* Task item
All of the entries below are to be retyped exactly.

* Listed entries
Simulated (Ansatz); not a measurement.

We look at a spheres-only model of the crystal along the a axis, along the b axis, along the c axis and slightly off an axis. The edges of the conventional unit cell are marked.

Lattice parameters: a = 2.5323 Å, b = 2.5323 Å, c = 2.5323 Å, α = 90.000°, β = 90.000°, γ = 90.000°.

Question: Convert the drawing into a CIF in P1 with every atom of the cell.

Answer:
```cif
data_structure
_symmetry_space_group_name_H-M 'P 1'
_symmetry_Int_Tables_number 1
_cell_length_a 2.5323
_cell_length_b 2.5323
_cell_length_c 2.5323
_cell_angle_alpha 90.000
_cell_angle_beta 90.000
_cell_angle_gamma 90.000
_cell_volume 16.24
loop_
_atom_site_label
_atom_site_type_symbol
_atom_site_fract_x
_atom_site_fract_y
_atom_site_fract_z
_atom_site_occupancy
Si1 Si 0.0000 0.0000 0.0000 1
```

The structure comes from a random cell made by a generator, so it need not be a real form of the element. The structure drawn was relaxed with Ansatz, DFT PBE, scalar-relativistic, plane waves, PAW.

* Written solution
Simulated (Ansatz); not a measurement.

We look at a spheres-only model of the crystal along the a axis, along the b axis, along the c axis and slightly off an axis. The edges of the conventional unit cell are marked.

Lattice parameters: a = 2.5323 Å, b = 2.5323 Å, c = 2.5323 Å, α = 90.000°, β = 90.000°, γ = 90.000°.

Question: Convert the drawing into a CIF in P1 with every atom of the cell.

Answer:
```cif
data_structure
_symmetry_space_group_name_H-M 'P 1'
_symmetry_Int_Tables_number 1
_cell_length_a 2.5323
_cell_length_b 2.5323
_cell_length_c 2.5323
_cell_angle_alpha 90.000
_cell_angle_beta 90.000
_cell_angle_gamma 90.000
_cell_volume 16.24
loop_
_atom_site_label
_atom_site_type_symbol
_atom_site_fract_x
_atom_site_fract_y
_atom_site_fract_z
_atom_site_occupancy
Si1 Si 0.0000 0.0000 0.0000 1
```

The structure comes from a random cell made by a generator, so it need not be a real form of the element. The structure drawn was relaxed with Ansatz, DFT PBE, scalar-relativistic, plane waves, PAW.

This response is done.